[Action item]: Locate the line bearing "600 | 420 |" in the material below, then reproduce it and each following line up to and including the line bearing "2.980 | +0.0005 |".

[Provided records]:
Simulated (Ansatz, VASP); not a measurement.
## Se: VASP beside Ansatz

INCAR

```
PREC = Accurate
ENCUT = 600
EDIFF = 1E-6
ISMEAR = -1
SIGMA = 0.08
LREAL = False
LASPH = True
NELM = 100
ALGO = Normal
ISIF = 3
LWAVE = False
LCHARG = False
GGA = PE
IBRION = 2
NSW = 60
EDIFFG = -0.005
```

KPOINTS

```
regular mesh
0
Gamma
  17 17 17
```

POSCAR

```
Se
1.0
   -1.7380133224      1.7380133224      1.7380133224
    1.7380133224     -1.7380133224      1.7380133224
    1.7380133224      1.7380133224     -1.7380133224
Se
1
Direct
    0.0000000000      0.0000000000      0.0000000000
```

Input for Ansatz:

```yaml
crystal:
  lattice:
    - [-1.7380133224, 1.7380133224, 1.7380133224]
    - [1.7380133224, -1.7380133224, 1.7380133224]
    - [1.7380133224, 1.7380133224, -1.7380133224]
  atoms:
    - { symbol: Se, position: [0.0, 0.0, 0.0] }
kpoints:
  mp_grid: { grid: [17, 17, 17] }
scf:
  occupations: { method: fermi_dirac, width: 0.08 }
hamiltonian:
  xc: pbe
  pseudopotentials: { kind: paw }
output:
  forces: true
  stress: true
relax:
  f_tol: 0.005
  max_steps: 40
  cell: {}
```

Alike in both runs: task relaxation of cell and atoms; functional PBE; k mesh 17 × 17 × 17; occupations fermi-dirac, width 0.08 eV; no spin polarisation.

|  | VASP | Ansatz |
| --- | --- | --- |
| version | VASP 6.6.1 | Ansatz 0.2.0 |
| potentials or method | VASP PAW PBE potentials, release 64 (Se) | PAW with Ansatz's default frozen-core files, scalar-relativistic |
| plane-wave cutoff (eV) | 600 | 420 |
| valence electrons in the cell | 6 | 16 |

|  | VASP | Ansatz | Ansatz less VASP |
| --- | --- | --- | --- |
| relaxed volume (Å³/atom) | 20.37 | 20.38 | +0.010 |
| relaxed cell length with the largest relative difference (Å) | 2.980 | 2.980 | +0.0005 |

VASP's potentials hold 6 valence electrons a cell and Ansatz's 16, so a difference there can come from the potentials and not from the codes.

[Task response]:
| plane-wave cutoff (eV) | 600 | 420 |
| valence electrons in the cell | 6 | 16 |

|  | VASP | Ansatz | Ansatz less VASP |
| --- | --- | --- | --- |
| relaxed volume (Å³/atom) | 20.37 | 20.38 | +0.010 |
| relaxed cell length with the largest relative difference (Å) | 2.980 | 2.980 | +0.0005 |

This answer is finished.